+===+

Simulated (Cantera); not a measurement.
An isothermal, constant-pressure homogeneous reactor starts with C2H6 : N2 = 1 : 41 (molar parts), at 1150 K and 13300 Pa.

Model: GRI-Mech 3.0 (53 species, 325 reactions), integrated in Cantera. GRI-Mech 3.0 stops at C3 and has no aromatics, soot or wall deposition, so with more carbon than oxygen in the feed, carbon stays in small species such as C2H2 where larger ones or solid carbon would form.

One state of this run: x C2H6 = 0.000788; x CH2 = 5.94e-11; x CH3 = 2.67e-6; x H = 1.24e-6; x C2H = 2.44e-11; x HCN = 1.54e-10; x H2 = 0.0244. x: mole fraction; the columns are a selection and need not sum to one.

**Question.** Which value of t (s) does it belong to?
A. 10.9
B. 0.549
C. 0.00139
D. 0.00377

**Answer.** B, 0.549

+===+

Required action
Exactly the lines running from the top of the records to the line that contains "Model: GRI-Mech 3.0", inclusive, must be set down, and nothing more.

Task result
Simulated (Cantera); not a measurement.
An isothermal, constant-pressure homogeneous reactor starts with C2H6 : N2 = 1 : 41 (molar parts), at 1150 K and 13300 Pa.

Model: GRI-Mech 3.0 (53 species, 325 reactions), integrated in Cantera. GRI-Mech 3.0 stops at C3 and has no aromatics, soot or wall deposition, so with more carbon than oxygen in the feed, carbon stays in small species such as C2H2 where larger ones or solid carbon would form.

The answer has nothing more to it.